__Required action__: The whole listing, repeated exactly, is what this task asks for.

##############################

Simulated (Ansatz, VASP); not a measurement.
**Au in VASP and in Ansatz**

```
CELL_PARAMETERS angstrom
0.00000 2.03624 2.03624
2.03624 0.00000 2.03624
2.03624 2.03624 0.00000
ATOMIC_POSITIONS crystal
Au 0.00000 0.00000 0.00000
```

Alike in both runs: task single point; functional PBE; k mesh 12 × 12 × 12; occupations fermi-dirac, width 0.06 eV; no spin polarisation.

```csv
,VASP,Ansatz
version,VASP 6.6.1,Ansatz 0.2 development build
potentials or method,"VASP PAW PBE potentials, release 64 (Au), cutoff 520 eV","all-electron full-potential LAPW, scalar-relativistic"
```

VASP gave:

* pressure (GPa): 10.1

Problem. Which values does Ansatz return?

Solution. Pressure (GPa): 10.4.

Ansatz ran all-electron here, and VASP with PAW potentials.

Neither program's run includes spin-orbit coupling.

##############################

__Exercise response__:
Simulated (Ansatz, VASP); not a measurement.
**Au in VASP and in Ansatz**

```
CELL_PARAMETERS angstrom
0.00000 2.03624 2.03624
2.03624 0.00000 2.03624
2.03624 2.03624 0.00000
ATOMIC_POSITIONS crystal
Au 0.00000 0.00000 0.00000
```

Alike in both runs: task single point; functional PBE; k mesh 12 × 12 × 12; occupations fermi-dirac, width 0.06 eV; no spin polarisation.

```csv
,VASP,Ansatz
version,VASP 6.6.1,Ansatz 0.2 development build
potentials or method,"VASP PAW PBE potentials, release 64 (Au), cutoff 520 eV","all-electron full-potential LAPW, scalar-relativistic"
```

VASP gave:

* pressure (GPa): 10.1

Problem. Which values does Ansatz return?

Solution. Pressure (GPa): 10.4.

Ansatz ran all-electron here, and VASP with PAW potentials.

Neither program's run includes spin-orbit coupling.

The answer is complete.